• _EXTRACTED INFORMATION_
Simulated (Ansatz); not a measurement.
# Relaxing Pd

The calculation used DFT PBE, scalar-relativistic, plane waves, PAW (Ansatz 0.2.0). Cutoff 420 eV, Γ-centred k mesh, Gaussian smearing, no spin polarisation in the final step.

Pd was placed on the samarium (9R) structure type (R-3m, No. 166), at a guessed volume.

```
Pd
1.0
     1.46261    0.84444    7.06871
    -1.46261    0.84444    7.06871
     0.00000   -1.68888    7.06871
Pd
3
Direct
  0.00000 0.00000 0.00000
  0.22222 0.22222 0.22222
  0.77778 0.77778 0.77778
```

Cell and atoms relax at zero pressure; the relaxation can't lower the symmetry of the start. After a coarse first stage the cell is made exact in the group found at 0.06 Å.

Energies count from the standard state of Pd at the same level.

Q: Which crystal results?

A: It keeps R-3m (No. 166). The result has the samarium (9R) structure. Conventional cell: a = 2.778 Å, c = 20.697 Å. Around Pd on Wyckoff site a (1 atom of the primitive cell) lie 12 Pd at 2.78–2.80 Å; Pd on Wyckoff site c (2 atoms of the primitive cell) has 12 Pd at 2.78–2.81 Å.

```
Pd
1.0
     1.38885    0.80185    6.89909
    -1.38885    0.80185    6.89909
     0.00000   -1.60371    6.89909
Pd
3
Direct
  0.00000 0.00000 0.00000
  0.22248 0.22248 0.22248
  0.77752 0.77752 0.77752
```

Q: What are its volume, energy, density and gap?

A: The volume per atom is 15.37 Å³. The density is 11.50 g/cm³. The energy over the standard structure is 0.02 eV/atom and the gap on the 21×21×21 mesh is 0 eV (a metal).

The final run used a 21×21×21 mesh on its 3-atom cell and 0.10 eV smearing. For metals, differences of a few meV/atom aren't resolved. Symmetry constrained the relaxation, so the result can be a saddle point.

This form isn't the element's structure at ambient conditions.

• _EXERCISE_
Beginning at the line above that contains "Q: What are", return each line exactly through the line that contains "The final run", and no others.

• _TASK SOLUTION_
Q: What are its volume, energy, density and gap?

A: The volume per atom is 15.37 Å³. The density is 11.50 g/cm³. The energy over the standard structure is 0.02 eV/atom and the gap on the 21×21×21 mesh is 0 eV (a metal).

The final run used a 21×21×21 mesh on its 3-atom cell and 0.10 eV smearing. For metals, differences of a few meV/atom aren't resolved. Symmetry constrained the relaxation, so the result can be a saddle point.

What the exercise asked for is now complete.